* Record set *
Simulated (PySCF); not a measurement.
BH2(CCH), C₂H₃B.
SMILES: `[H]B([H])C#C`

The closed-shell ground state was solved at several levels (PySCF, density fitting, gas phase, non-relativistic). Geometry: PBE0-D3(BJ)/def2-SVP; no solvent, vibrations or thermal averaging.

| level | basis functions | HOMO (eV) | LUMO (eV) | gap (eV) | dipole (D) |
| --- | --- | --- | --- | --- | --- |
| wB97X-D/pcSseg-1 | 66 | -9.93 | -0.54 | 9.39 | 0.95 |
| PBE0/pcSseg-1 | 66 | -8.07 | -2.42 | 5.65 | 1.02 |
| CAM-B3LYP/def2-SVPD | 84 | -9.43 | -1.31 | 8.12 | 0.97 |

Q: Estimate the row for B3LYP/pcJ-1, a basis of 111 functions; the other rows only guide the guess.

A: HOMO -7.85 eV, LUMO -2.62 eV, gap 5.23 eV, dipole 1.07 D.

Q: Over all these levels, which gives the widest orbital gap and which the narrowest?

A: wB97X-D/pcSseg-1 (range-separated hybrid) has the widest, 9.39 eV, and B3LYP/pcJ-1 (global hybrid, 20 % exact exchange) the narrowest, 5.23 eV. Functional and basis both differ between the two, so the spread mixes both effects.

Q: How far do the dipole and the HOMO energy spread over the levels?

* Required action *
All that should appear in the response is the run of lines from the first line of the entries through the line containing "Q: Estimate the", copied exactly.

* Reply *
Simulated (PySCF); not a measurement.
BH2(CCH), C₂H₃B.
SMILES: `[H]B([H])C#C`

The closed-shell ground state was solved at several levels (PySCF, density fitting, gas phase, non-relativistic). Geometry: PBE0-D3(BJ)/def2-SVP; no solvent, vibrations or thermal averaging.

| level | basis functions | HOMO (eV) | LUMO (eV) | gap (eV) | dipole (D) |
| --- | --- | --- | --- | --- | --- |
| wB97X-D/pcSseg-1 | 66 | -9.93 | -0.54 | 9.39 | 0.95 |
| PBE0/pcSseg-1 | 66 | -8.07 | -2.42 | 5.65 | 1.02 |
| CAM-B3LYP/def2-SVPD | 84 | -9.43 | -1.31 | 8.12 | 0.97 |

Q: Estimate the row for B3LYP/pcJ-1, a basis of 111 functions; the other rows only guide the guess.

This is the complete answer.